/---
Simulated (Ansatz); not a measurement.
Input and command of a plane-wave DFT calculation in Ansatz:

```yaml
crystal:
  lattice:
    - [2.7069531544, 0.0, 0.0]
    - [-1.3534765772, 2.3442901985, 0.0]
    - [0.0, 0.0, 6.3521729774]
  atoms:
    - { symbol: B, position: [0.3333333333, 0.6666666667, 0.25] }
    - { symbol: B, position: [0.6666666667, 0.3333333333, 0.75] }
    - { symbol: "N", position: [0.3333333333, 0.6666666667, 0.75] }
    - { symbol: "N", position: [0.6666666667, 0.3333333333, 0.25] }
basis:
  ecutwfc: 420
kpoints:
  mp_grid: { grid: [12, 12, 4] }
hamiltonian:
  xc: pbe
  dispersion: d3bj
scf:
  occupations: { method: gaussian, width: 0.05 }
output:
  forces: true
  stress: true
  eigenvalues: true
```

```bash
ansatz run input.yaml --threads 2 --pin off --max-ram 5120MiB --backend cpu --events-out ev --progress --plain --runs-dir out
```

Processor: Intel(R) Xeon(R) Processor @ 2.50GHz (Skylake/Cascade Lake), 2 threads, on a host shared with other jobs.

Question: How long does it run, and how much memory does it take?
\---

● Work task
In full and without deviation, reproduce the entries above.

● Written answer
Simulated (Ansatz); not a measurement.
Input and command of a plane-wave DFT calculation in Ansatz:

```yaml
crystal:
  lattice:
    - [2.7069531544, 0.0, 0.0]
    - [-1.3534765772, 2.3442901985, 0.0]
    - [0.0, 0.0, 6.3521729774]
  atoms:
    - { symbol: B, position: [0.3333333333, 0.6666666667, 0.25] }
    - { symbol: B, position: [0.6666666667, 0.3333333333, 0.75] }
    - { symbol: "N", position: [0.3333333333, 0.6666666667, 0.75] }
    - { symbol: "N", position: [0.6666666667, 0.3333333333, 0.25] }
basis:
  ecutwfc: 420
kpoints:
  mp_grid: { grid: [12, 12, 4] }
hamiltonian:
  xc: pbe
  dispersion: d3bj
scf:
  occupations: { method: gaussian, width: 0.05 }
output:
  forces: true
  stress: true
  eigenvalues: true
```

```bash
ansatz run input.yaml --threads 2 --pin off --max-ram 5120MiB --backend cpu --events-out ev --progress --plain --runs-dir out
```

Processor: Intel(R) Xeon(R) Processor @ 2.50GHz (Skylake/Cascade Lake), 2 threads, on a host shared with other jobs.

Question: How long does it run, and how much memory does it take?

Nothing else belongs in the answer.